• **Task item**: An exact copy of the listing below is required.

═════ Dataset content ═════

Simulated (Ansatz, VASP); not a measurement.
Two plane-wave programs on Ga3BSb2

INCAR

═════

• **Written reply**:
Simulated (Ansatz, VASP); not a measurement.
Two plane-wave programs on Ga3BSb2

INCAR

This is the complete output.